Only the lines from the top of the data through the one with "(0.535, -0.111, 1.297)" are to be written out, each exactly as it stands.

Start of Information supplied

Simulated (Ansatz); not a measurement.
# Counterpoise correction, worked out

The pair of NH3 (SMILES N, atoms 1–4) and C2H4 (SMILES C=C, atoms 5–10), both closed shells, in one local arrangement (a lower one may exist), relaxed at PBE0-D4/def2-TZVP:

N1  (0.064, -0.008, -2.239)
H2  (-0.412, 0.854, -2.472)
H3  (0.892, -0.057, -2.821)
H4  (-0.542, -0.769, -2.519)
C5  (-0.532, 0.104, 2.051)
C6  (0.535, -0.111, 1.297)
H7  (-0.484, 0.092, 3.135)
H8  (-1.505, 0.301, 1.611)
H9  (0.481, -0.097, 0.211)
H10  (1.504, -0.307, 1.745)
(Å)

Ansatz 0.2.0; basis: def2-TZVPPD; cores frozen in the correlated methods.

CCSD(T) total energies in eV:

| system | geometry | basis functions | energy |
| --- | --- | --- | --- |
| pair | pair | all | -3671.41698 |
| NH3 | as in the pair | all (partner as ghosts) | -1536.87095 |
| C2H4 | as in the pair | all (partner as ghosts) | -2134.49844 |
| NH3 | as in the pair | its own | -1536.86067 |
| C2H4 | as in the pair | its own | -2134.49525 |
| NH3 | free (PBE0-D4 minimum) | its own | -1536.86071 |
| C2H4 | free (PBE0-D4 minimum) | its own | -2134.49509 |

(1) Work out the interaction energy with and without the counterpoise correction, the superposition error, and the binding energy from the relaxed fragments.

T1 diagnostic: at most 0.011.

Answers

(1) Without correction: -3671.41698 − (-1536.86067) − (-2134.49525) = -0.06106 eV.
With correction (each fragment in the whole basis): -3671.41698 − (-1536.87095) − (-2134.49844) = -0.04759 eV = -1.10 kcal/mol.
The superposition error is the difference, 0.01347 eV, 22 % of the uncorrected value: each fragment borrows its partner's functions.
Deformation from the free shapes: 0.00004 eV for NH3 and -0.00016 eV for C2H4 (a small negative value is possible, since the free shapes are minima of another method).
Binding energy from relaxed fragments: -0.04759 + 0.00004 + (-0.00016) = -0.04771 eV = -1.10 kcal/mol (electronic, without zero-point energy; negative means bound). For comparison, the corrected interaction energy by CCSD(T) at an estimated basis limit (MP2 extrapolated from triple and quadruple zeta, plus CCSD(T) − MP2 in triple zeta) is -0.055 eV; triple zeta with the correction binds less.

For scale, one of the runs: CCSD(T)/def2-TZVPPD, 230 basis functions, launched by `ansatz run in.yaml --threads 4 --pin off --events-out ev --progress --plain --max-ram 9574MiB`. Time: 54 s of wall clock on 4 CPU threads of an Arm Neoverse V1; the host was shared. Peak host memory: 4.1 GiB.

End of Information supplied

Exercise response »
Simulated (Ansatz); not a measurement.
# Counterpoise correction, worked out

The pair of NH3 (SMILES N, atoms 1–4) and C2H4 (SMILES C=C, atoms 5–10), both closed shells, in one local arrangement (a lower one may exist), relaxed at PBE0-D4/def2-TZVP:

N1  (0.064, -0.008, -2.239)
H2  (-0.412, 0.854, -2.472)
H3  (0.892, -0.057, -2.821)
H4  (-0.542, -0.769, -2.519)
C5  (-0.532, 0.104, 2.051)
C6  (0.535, -0.111, 1.297)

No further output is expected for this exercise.